● **DATASET RECORDS**:
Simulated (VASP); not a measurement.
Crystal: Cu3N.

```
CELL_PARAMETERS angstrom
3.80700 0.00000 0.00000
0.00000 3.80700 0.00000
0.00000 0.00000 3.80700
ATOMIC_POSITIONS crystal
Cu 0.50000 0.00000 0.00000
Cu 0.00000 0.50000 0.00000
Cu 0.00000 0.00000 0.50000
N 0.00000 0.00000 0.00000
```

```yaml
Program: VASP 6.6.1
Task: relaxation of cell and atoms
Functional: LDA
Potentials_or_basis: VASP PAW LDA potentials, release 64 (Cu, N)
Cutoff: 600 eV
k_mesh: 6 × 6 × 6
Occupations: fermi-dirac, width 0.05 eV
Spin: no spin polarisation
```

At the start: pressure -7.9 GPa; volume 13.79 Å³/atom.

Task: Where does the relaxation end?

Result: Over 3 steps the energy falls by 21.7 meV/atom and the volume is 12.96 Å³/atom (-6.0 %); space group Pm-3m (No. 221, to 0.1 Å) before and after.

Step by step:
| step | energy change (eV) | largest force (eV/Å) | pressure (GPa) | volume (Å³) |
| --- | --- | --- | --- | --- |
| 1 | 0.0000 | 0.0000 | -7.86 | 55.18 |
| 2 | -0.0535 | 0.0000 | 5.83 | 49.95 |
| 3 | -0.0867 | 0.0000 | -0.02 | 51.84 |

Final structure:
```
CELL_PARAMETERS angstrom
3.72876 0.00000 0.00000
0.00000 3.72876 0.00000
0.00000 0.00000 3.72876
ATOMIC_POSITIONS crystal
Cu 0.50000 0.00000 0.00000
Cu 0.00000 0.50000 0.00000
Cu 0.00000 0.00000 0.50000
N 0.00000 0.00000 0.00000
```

● **ACTIVITY**:
Retype the records above from the very first line down to the line with "Task: Where does the relaxation end?", keeping both of those lines. Include nothing beyond them.

● **EXERCISE ANSWER**:
Simulated (VASP); not a measurement.
Crystal: Cu3N.

```
CELL_PARAMETERS angstrom
3.80700 0.00000 0.00000
0.00000 3.80700 0.00000
0.00000 0.00000 3.80700
ATOMIC_POSITIONS crystal
Cu 0.50000 0.00000 0.00000
Cu 0.00000 0.50000 0.00000
Cu 0.00000 0.00000 0.50000
N 0.00000 0.00000 0.00000
```

```yaml
Program: VASP 6.6.1
Task: relaxation of cell and atoms
Functional: LDA
Potentials_or_basis: VASP PAW LDA potentials, release 64 (Cu, N)
Cutoff: 600 eV
k_mesh: 6 × 6 × 6
Occupations: fermi-dirac, width 0.05 eV
Spin: no spin polarisation
```

At the start: pressure -7.9 GPa; volume 13.79 Å³/atom.

Task: Where does the relaxation end?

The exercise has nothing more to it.